WORK INSTRUCTION:
Retype the full set of data, character for character.

---------- DATASET ENTRIES
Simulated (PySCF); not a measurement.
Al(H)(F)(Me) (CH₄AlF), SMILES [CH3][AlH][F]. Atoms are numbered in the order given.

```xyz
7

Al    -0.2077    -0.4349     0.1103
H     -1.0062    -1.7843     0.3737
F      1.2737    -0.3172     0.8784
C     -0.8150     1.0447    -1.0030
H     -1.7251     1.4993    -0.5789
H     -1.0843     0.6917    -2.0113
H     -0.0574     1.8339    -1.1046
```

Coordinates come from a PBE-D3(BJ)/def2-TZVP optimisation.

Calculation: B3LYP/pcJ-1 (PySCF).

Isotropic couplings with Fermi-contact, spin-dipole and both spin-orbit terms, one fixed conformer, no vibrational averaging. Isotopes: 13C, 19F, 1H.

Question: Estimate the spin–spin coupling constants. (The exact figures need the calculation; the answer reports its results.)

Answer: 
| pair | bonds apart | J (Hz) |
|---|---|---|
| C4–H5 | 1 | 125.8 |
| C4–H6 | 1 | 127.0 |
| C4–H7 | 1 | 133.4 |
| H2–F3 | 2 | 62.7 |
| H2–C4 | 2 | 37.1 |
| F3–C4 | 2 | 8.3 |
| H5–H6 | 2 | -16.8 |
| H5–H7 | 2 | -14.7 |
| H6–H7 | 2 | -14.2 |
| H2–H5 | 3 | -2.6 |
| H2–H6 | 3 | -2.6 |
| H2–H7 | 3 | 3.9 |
--------------------

ANSWER SECTION:
Simulated (PySCF); not a measurement.
Al(H)(F)(Me) (CH₄AlF), SMILES [CH3][AlH][F]. Atoms are numbered in the order given.

```xyz
7

Al    -0.2077    -0.4349     0.1103
H     -1.0062    -1.7843     0.3737
F      1.2737    -0.3172     0.8784
C     -0.8150     1.0447    -1.0030
H     -1.7251     1.4993    -0.5789
H     -1.0843     0.6917    -2.0113
H     -0.0574     1.8339    -1.1046
```

Coordinates come from a PBE-D3(BJ)/def2-TZVP optimisation.

Calculation: B3LYP/pcJ-1 (PySCF).

Isotropic couplings with Fermi-contact, spin-dipole and both spin-orbit terms, one fixed conformer, no vibrational averaging. Isotopes: 13C, 19F, 1H.

Question: Estimate the spin–spin coupling constants. (The exact figures need the calculation; the answer reports its results.)

Answer: 
| pair | bonds apart | J (Hz) |
|---|---|---|
| C4–H5 | 1 | 125.8 |
| C4–H6 | 1 | 127.0 |
| C4–H7 | 1 | 133.4 |
| H2–F3 | 2 | 62.7 |
| H2–C4 | 2 | 37.1 |
| F3–C4 | 2 | 8.3 |
| H5–H6 | 2 | -16.8 |
| H5–H7 | 2 | -14.7 |
| H6–H7 | 2 | -14.2 |
| H2–H5 | 3 | -2.6 |
| H2–H6 | 3 | -2.6 |
| H2–H7 | 3 | 3.9 |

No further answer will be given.